=== Begin Enclosure ===

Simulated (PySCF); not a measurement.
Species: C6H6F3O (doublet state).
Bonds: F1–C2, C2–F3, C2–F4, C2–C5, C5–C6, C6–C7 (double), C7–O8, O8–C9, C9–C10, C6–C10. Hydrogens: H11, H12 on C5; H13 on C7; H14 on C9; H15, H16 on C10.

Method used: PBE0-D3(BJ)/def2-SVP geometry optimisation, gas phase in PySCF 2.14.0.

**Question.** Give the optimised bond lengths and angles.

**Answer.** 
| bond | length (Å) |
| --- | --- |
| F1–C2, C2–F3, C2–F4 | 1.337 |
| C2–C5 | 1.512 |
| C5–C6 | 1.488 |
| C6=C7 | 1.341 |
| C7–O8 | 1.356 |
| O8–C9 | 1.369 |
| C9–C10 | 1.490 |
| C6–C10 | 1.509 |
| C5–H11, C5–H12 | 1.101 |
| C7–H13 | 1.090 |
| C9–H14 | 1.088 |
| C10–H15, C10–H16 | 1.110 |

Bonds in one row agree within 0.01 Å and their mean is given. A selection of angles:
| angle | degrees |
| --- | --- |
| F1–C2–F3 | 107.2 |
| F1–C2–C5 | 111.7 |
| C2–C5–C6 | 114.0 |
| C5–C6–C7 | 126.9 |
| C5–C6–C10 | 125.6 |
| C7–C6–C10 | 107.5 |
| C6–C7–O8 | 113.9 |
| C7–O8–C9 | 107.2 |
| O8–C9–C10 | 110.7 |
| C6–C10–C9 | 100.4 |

=== End Enclosure ===

- **Assigned task**
Repeat the data above exactly.

- **Expected answer**
Simulated (PySCF); not a measurement.
Species: C6H6F3O (doublet state).
Bonds: F1–C2, C2–F3, C2–F4, C2–C5, C5–C6, C6–C7 (double), C7–O8, O8–C9, C9–C10, C6–C10. Hydrogens: H11, H12 on C5; H13 on C7; H14 on C9; H15, H16 on C10.

Method used: PBE0-D3(BJ)/def2-SVP geometry optimisation, gas phase in PySCF 2.14.0.

**Question.** Give the optimised bond lengths and angles.

**Answer.** 
| bond | length (Å) |
| --- | --- |
| F1–C2, C2–F3, C2–F4 | 1.337 |
| C2–C5 | 1.512 |
| C5–C6 | 1.488 |
| C6=C7 | 1.341 |
| C7–O8 | 1.356 |
| O8–C9 | 1.369 |
| C9–C10 | 1.490 |
| C6–C10 | 1.509 |
| C5–H11, C5–H12 | 1.101 |
| C7–H13 | 1.090 |
| C9–H14 | 1.088 |
| C10–H15, C10–H16 | 1.110 |

Bonds in one row agree within 0.01 Å and their mean is given. A selection of angles:
| angle | degrees |
| --- | --- |
| F1–C2–F3 | 107.2 |
| F1–C2–C5 | 111.7 |
| C2–C5–C6 | 114.0 |
| C5–C6–C7 | 126.9 |
| C5–C6–C10 | 125.6 |
| C7–C6–C10 | 107.5 |
| C6–C7–O8 | 113.9 |
| C7–O8–C9 | 107.2 |
| O8–C9–C10 | 110.7 |
| C6–C10–C9 | 100.4 |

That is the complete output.